Action item ::
Would you retype every record below exactly as written?

☆ ☆ ☆ ☆ ☆
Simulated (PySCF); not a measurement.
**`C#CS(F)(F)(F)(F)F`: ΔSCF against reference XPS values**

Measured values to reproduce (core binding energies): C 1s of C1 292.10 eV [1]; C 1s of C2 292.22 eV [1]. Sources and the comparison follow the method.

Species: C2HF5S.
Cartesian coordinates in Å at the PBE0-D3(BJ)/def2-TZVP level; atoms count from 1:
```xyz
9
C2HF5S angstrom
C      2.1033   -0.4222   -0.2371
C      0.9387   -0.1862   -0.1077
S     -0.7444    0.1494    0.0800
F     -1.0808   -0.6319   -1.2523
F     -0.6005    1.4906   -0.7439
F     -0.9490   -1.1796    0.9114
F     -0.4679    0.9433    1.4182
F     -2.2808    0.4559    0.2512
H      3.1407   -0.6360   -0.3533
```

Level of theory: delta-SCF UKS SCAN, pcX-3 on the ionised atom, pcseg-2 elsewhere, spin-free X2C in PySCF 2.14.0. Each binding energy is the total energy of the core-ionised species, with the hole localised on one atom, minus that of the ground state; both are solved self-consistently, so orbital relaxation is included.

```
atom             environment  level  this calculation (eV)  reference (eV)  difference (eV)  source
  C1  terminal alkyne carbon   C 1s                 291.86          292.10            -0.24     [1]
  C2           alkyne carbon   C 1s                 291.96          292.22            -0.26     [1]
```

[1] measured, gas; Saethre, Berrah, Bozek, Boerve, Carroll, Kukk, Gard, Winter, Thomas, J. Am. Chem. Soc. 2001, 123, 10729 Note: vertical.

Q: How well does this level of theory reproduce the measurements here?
☆ ☆ ☆ ☆ ☆

Result ::
Simulated (PySCF); not a measurement.
**`C#CS(F)(F)(F)(F)F`: ΔSCF against reference XPS values**

Measured values to reproduce (core binding energies): C 1s of C1 292.10 eV [1]; C 1s of C2 292.22 eV [1]. Sources and the comparison follow the method.

Species: C2HF5S.
Cartesian coordinates in Å at the PBE0-D3(BJ)/def2-TZVP level; atoms count from 1:
```xyz
9
C2HF5S angstrom
C      2.1033   -0.4222   -0.2371
C      0.9387   -0.1862   -0.1077
S     -0.7444    0.1494    0.0800
F     -1.0808   -0.6319   -1.2523
F     -0.6005    1.4906   -0.7439
F     -0.9490   -1.1796    0.9114
F     -0.4679    0.9433    1.4182
F     -2.2808    0.4559    0.2512
H      3.1407   -0.6360   -0.3533
```

Level of theory: delta-SCF UKS SCAN, pcX-3 on the ionised atom, pcseg-2 elsewhere, spin-free X2C in PySCF 2.14.0. Each binding energy is the total energy of the core-ionised species, with the hole localised on one atom, minus that of the ground state; both are solved self-consistently, so orbital relaxation is included.

```
atom             environment  level  this calculation (eV)  reference (eV)  difference (eV)  source
  C1  terminal alkyne carbon   C 1s                 291.86          292.10            -0.24     [1]
  C2           alkyne carbon   C 1s                 291.96          292.22            -0.26     [1]
```

[1] measured, gas; Saethre, Berrah, Bozek, Boerve, Carroll, Kukk, Gard, Winter, Thomas, J. Am. Chem. Soc. 2001, 123, 10729 Note: vertical.

Q: How well does this level of theory reproduce the measurements here?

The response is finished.